### Records supplied
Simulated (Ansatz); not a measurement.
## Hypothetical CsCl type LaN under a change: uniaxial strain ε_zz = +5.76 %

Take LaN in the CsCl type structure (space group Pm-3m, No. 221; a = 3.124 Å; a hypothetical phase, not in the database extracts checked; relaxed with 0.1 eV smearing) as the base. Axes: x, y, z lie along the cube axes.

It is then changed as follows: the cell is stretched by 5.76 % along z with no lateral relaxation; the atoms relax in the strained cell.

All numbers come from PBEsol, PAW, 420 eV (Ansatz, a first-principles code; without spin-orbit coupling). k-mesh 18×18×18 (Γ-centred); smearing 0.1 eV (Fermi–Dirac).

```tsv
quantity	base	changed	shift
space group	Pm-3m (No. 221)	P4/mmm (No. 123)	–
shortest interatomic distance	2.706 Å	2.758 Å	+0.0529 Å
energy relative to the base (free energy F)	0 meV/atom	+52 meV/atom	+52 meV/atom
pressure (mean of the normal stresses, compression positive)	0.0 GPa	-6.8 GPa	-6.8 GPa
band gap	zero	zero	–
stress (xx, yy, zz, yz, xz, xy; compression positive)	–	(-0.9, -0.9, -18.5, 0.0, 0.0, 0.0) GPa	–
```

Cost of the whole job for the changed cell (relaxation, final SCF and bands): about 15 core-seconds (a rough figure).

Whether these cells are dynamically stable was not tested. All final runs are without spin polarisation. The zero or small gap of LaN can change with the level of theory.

### Work item
Within the material above, the line with "## Hypothetical CsCl" opens the range and the line with "It is then changed" closes it; reproduce that range word for word.

### Written reply
## Hypothetical CsCl type LaN under a change: uniaxial strain ε_zz = +5.76 %

Take LaN in the CsCl type structure (space group Pm-3m, No. 221; a = 3.124 Å; a hypothetical phase, not in the database extracts checked; relaxed with 0.1 eV smearing) as the base. Axes: x, y, z lie along the cube axes.

It is then changed as follows: the cell is stretched by 5.76 % along z with no lateral relaxation; the atoms relax in the strained cell.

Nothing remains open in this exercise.